◆ ◆ ◆ ◆

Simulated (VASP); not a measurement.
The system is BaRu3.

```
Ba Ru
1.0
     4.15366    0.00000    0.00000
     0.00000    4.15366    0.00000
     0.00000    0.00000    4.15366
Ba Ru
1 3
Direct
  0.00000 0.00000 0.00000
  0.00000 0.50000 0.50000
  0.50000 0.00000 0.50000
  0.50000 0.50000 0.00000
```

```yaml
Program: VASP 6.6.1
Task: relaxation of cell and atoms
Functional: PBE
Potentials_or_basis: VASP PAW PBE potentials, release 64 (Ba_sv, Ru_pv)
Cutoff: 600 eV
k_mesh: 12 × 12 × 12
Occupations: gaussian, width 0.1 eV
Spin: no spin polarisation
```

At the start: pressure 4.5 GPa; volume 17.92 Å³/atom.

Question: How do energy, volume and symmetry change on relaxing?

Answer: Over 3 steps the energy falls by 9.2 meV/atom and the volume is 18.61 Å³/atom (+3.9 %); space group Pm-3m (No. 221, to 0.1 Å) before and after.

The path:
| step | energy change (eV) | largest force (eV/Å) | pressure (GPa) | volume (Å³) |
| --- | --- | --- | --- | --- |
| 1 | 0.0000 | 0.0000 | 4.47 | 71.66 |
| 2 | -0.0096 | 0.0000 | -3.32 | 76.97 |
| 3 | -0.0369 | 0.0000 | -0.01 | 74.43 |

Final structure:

◆ ◆ ◆ ◆

Activity | Exactly reproduce the entries in their entirety.

Task result |
Simulated (VASP); not a measurement.
The system is BaRu3.

```
Ba Ru
1.0
     4.15366    0.00000    0.00000
     0.00000    4.15366    0.00000
     0.00000    0.00000    4.15366
Ba Ru
1 3
Direct
  0.00000 0.00000 0.00000
  0.00000 0.50000 0.50000
  0.50000 0.00000 0.50000
  0.50000 0.50000 0.00000
```

```yaml
Program: VASP 6.6.1
Task: relaxation of cell and atoms
Functional: PBE
Potentials_or_basis: VASP PAW PBE potentials, release 64 (Ba_sv, Ru_pv)
Cutoff: 600 eV
k_mesh: 12 × 12 × 12
Occupations: gaussian, width 0.1 eV
Spin: no spin polarisation
```

At the start: pressure 4.5 GPa; volume 17.92 Å³/atom.

Question: How do energy, volume and symmetry change on relaxing?

Answer: Over 3 steps the energy falls by 9.2 meV/atom and the volume is 18.61 Å³/atom (+3.9 %); space group Pm-3m (No. 221, to 0.1 Å) before and after.

The path:
| step | energy change (eV) | largest force (eV/Å) | pressure (GPa) | volume (Å³) |
| --- | --- | --- | --- | --- |
| 1 | 0.0000 | 0.0000 | 4.47 | 71.66 |
| 2 | -0.0096 | 0.0000 | -3.32 | 76.97 |
| 3 | -0.0369 | 0.0000 | -0.01 | 74.43 |

Final structure:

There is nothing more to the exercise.